> **ACTIVITY**:
Up to and including the line with "9.82 | 10.07 |", please reproduce the lines below exactly, beginning with the first.

----- GIVEN RECORDS

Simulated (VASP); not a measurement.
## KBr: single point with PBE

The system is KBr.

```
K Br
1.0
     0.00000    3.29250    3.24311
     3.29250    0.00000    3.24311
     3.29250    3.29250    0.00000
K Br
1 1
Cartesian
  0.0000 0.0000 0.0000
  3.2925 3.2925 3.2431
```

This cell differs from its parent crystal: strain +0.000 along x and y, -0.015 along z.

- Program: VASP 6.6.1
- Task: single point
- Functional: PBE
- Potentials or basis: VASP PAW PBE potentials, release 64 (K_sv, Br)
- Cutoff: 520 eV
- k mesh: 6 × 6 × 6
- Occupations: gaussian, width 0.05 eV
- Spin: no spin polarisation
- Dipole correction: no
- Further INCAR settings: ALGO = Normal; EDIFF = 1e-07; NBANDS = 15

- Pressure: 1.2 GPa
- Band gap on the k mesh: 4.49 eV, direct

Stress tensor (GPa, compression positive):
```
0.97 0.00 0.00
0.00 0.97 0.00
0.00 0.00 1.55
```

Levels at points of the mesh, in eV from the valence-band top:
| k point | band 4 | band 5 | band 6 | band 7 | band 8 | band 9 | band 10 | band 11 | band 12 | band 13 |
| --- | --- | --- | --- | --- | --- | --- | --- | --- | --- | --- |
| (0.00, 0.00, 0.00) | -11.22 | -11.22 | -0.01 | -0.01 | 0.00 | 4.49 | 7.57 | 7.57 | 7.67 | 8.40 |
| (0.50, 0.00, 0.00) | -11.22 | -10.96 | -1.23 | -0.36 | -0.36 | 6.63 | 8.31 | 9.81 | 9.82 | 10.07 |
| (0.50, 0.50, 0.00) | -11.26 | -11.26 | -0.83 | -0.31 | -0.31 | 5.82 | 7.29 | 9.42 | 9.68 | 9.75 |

----------

> **EXERCISE RESULT**:
Simulated (VASP); not a measurement.
## KBr: single point with PBE

The system is KBr.

```
K Br
1.0
     0.00000    3.29250    3.24311
     3.29250    0.00000    3.24311
     3.29250    3.29250    0.00000
K Br
1 1
Cartesian
  0.0000 0.0000 0.0000
  3.2925 3.2925 3.2431
```

This cell differs from its parent crystal: strain +0.000 along x and y, -0.015 along z.

- Program: VASP 6.6.1
- Task: single point
- Functional: PBE
- Potentials or basis: VASP PAW PBE potentials, release 64 (K_sv, Br)
- Cutoff: 520 eV
- k mesh: 6 × 6 × 6
- Occupations: gaussian, width 0.05 eV
- Spin: no spin polarisation
- Dipole correction: no
- Further INCAR settings: ALGO = Normal; EDIFF = 1e-07; NBANDS = 15

- Pressure: 1.2 GPa
- Band gap on the k mesh: 4.49 eV, direct

Stress tensor (GPa, compression positive):
```
0.97 0.00 0.00
0.00 0.97 0.00
0.00 0.00 1.55
```

Levels at points of the mesh, in eV from the valence-band top:
| k point | band 4 | band 5 | band 6 | band 7 | band 8 | band 9 | band 10 | band 11 | band 12 | band 13 |
| --- | --- | --- | --- | --- | --- | --- | --- | --- | --- | --- |
| (0.00, 0.00, 0.00) | -11.22 | -11.22 | -0.01 | -0.01 | 0.00 | 4.49 | 7.57 | 7.57 | 7.67 | 8.40 |
| (0.50, 0.00, 0.00) | -11.22 | -10.96 | -1.23 | -0.36 | -0.36 | 6.63 | 8.31 | 9.81 | 9.82 | 10.07 |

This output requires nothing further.